*** Opening ENTRIES SHOWN ***

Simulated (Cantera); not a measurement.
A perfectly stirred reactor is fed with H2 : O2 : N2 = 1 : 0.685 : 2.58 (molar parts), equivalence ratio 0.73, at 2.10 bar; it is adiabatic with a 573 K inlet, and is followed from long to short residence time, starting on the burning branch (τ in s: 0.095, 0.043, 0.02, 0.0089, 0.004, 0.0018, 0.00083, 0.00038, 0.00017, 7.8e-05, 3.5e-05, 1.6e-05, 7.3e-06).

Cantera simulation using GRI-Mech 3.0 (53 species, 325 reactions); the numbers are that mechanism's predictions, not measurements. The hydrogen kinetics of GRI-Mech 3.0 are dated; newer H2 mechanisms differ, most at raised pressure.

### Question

*** Closing ENTRIES SHOWN ***

ASSIGNED TASK:
What's wanted is each line above, transcribed with nothing altered.

TASK OUTPUT:
Simulated (Cantera); not a measurement.
A perfectly stirred reactor is fed with H2 : O2 : N2 = 1 : 0.685 : 2.58 (molar parts), equivalence ratio 0.73, at 2.10 bar; it is adiabatic with a 573 K inlet, and is followed from long to short residence time, starting on the burning branch (τ in s: 0.095, 0.043, 0.02, 0.0089, 0.004, 0.0018, 0.00083, 0.00038, 0.00017, 7.8e-05, 3.5e-05, 1.6e-05, 7.3e-06).

Cantera simulation using GRI-Mech 3.0 (53 species, 325 reactions); the numbers are that mechanism's predictions, not measurements. The hydrogen kinetics of GRI-Mech 3.0 are dated; newer H2 mechanisms differ, most at raised pressure.

### Question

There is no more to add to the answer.